Given records:
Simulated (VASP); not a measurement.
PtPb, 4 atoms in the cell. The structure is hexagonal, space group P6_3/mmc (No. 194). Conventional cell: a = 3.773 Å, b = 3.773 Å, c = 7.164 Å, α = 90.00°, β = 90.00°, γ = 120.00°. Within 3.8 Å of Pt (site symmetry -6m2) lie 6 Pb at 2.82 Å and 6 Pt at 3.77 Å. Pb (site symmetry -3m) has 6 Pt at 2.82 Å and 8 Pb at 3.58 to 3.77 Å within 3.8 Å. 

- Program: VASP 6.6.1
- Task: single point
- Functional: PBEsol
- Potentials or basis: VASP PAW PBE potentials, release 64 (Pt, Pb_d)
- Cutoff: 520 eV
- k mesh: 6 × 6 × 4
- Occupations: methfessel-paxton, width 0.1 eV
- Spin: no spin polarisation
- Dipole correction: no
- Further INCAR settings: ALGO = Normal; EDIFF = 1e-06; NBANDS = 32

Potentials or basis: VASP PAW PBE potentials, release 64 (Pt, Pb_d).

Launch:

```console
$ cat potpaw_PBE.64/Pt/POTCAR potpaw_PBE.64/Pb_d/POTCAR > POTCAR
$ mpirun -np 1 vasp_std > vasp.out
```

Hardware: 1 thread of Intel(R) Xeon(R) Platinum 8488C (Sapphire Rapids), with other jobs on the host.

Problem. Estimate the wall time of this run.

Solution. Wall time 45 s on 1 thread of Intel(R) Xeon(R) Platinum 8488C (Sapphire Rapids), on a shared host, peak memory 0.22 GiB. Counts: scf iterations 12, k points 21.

Activity:
Reproduce the lines above, beginning at the line with "PtPb, 4 atoms" and stopping after the line with "Problem. Estimate the wall time of this run.", exactly as they are.

Your solution:
PtPb, 4 atoms in the cell. The structure is hexagonal, space group P6_3/mmc (No. 194). Conventional cell: a = 3.773 Å, b = 3.773 Å, c = 7.164 Å, α = 90.00°, β = 90.00°, γ = 120.00°. Within 3.8 Å of Pt (site symmetry -6m2) lie 6 Pb at 2.82 Å and 6 Pt at 3.77 Å. Pb (site symmetry -3m) has 6 Pt at 2.82 Å and 8 Pb at 3.58 to 3.77 Å within 3.8 Å. 

- Program: VASP 6.6.1
- Task: single point
- Functional: PBEsol
- Potentials or basis: VASP PAW PBE potentials, release 64 (Pt, Pb_d)
- Cutoff: 520 eV
- k mesh: 6 × 6 × 4
- Occupations: methfessel-paxton, width 0.1 eV
- Spin: no spin polarisation
- Dipole correction: no
- Further INCAR settings: ALGO = Normal; EDIFF = 1e-06; NBANDS = 32

Potentials or basis: VASP PAW PBE potentials, release 64 (Pt, Pb_d).

Launch:

```console
$ cat potpaw_PBE.64/Pt/POTCAR potpaw_PBE.64/Pb_d/POTCAR > POTCAR
$ mpirun -np 1 vasp_std > vasp.out
```

Hardware: 1 thread of Intel(R) Xeon(R) Platinum 8488C (Sapphire Rapids), with other jobs on the host.

Problem. Estimate the wall time of this run.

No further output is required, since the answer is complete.